#### Assigned task
Print the records below from the first line through the line containing "Cutoff | 520 eV |", both included, word for word.

#### Data shown
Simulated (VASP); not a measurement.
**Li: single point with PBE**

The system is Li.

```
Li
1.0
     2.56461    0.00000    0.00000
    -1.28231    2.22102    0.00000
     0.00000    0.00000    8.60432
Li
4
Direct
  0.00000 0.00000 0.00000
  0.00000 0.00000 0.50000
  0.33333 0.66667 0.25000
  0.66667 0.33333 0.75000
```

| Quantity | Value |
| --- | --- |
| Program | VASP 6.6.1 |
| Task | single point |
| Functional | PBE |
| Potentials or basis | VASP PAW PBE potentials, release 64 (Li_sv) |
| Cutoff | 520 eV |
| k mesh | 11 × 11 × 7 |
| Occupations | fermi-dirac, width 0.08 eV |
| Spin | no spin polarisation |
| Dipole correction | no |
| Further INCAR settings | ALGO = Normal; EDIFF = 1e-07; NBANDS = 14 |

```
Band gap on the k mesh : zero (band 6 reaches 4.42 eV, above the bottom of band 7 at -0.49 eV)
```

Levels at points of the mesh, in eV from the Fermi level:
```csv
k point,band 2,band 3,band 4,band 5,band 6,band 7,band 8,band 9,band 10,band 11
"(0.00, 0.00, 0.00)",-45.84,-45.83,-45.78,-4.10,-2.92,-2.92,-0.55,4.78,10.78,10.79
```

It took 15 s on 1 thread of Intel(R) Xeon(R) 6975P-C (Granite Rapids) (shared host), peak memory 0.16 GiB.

#### Response box
Simulated (VASP); not a measurement.
**Li: single point with PBE**

The system is Li.

```
Li
1.0
     2.56461    0.00000    0.00000
    -1.28231    2.22102    0.00000
     0.00000    0.00000    8.60432
Li
4
Direct
  0.00000 0.00000 0.00000
  0.00000 0.00000 0.50000
  0.33333 0.66667 0.25000
  0.66667 0.33333 0.75000
```

| Quantity | Value |
| --- | --- |
| Program | VASP 6.6.1 |
| Task | single point |
| Functional | PBE |
| Potentials or basis | VASP PAW PBE potentials, release 64 (Li_sv) |
| Cutoff | 520 eV |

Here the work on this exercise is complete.